Activity: Stop after the line that contains "Task: The run"; until then, restate each line of the entries word for word from the very first.

Extracted data:
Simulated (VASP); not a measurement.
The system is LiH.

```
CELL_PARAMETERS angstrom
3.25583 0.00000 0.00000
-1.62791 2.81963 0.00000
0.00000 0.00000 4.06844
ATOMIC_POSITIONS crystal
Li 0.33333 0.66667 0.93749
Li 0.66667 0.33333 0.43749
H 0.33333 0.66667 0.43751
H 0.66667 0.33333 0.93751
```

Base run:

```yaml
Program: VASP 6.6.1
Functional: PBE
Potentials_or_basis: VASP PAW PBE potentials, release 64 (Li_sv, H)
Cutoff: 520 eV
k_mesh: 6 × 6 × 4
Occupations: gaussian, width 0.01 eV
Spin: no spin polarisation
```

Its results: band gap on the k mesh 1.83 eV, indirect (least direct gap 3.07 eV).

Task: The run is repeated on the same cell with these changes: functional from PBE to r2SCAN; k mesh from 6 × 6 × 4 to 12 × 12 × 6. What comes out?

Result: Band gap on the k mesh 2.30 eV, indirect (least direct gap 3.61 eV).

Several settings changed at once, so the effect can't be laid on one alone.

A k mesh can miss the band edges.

Written answer:
Simulated (VASP); not a measurement.
The system is LiH.

```
CELL_PARAMETERS angstrom
3.25583 0.00000 0.00000
-1.62791 2.81963 0.00000
0.00000 0.00000 4.06844
ATOMIC_POSITIONS crystal
Li 0.33333 0.66667 0.93749
Li 0.66667 0.33333 0.43749
H 0.33333 0.66667 0.43751
H 0.66667 0.33333 0.93751
```

Base run:

```yaml
Program: VASP 6.6.1
Functional: PBE
Potentials_or_basis: VASP PAW PBE potentials, release 64 (Li_sv, H)
Cutoff: 520 eV
k_mesh: 6 × 6 × 4
Occupations: gaussian, width 0.01 eV
Spin: no spin polarisation
```

Its results: band gap on the k mesh 1.83 eV, indirect (least direct gap 3.07 eV).

Task: The run is repeated on the same cell with these changes: functional from PBE to r2SCAN; k mesh from 6 × 6 × 4 to 12 × 12 × 6. What comes out?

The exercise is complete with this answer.